* Work order:
Stop after the line containing "Method: PBEsol, PSlibrary"; retype every line of the data before it exactly, starting from the first.

○ ○ ○

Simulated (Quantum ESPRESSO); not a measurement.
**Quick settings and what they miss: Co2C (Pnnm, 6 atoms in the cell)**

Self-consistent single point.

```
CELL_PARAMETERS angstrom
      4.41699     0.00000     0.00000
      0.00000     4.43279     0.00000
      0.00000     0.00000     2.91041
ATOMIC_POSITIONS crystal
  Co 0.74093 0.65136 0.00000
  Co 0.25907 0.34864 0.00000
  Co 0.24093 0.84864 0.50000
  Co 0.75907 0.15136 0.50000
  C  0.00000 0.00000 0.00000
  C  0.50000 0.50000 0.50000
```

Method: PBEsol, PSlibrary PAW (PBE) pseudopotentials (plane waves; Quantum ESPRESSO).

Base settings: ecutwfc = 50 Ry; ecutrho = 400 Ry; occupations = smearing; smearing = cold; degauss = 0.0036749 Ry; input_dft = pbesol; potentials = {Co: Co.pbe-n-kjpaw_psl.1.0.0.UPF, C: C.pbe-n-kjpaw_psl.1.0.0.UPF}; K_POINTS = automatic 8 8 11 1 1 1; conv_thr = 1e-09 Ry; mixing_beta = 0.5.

○ ○ ○

* Written reply:
Simulated (Quantum ESPRESSO); not a measurement.
**Quick settings and what they miss: Co2C (Pnnm, 6 atoms in the cell)**

Self-consistent single point.

```
CELL_PARAMETERS angstrom
      4.41699     0.00000     0.00000
      0.00000     4.43279     0.00000
      0.00000     0.00000     2.91041
ATOMIC_POSITIONS crystal
  Co 0.74093 0.65136 0.00000
  Co 0.25907 0.34864 0.00000
  Co 0.24093 0.84864 0.50000
  Co 0.75907 0.15136 0.50000
  C  0.00000 0.00000 0.00000
  C  0.50000 0.50000 0.50000
```

Method: PBEsol, PSlibrary PAW (PBE) pseudopotentials (plane waves; Quantum ESPRESSO).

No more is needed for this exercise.